Work instruction: Return, unaltered, every line from the beginning of the material below up to and including the one with "Result: Band gap".

Provided data:
*** Begin section ***
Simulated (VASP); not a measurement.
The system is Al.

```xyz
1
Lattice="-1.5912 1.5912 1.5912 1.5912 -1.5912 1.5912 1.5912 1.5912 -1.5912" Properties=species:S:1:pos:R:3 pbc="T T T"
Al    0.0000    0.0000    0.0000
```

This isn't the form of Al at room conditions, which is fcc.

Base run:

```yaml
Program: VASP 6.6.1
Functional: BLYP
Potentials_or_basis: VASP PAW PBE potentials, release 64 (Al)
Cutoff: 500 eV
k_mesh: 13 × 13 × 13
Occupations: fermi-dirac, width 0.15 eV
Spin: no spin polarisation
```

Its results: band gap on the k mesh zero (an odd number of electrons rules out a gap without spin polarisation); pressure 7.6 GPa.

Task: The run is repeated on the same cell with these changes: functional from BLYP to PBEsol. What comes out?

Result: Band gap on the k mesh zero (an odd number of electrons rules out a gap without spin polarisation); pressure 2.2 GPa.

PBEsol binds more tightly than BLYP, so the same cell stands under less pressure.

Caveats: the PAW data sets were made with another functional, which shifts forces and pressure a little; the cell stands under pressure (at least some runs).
*** End section ***

Response:
Simulated (VASP); not a measurement.
The system is Al.

```xyz
1
Lattice="-1.5912 1.5912 1.5912 1.5912 -1.5912 1.5912 1.5912 1.5912 -1.5912" Properties=species:S:1:pos:R:3 pbc="T T T"
Al    0.0000    0.0000    0.0000
```

This isn't the form of Al at room conditions, which is fcc.

Base run:

```yaml
Program: VASP 6.6.1
Functional: BLYP
Potentials_or_basis: VASP PAW PBE potentials, release 64 (Al)
Cutoff: 500 eV
k_mesh: 13 × 13 × 13
Occupations: fermi-dirac, width 0.15 eV
Spin: no spin polarisation
```

Its results: band gap on the k mesh zero (an odd number of electrons rules out a gap without spin polarisation); pressure 7.6 GPa.

Task: The run is repeated on the same cell with these changes: functional from BLYP to PBEsol. What comes out?

Result: Band gap on the k mesh zero (an odd number of electrons rules out a gap without spin polarisation); pressure 2.2 GPa.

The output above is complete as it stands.